ASSIGNMENT: Restate word for word the entries below, starting with the line with "(eV) | 3.26 |" and continuing through the line with "(GPa) | 2.6 |". Include both of those lines and no others.

MATERIAL SHOWN:
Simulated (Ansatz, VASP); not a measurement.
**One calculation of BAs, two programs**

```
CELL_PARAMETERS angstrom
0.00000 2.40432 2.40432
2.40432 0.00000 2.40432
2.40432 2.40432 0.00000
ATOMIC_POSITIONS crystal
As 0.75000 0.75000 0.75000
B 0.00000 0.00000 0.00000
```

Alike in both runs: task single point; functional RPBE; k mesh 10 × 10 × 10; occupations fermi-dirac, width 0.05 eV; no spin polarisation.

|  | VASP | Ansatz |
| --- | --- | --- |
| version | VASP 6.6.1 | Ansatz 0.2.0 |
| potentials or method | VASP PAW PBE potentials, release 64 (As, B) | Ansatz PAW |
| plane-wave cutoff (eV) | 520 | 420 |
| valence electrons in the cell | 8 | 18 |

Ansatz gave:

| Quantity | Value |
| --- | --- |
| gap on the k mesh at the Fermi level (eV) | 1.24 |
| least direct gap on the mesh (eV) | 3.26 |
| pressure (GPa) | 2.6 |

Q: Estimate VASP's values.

EXPECTED ANSWER:
| least direct gap on the mesh (eV) | 3.26 |
| pressure (GPa) | 2.6 |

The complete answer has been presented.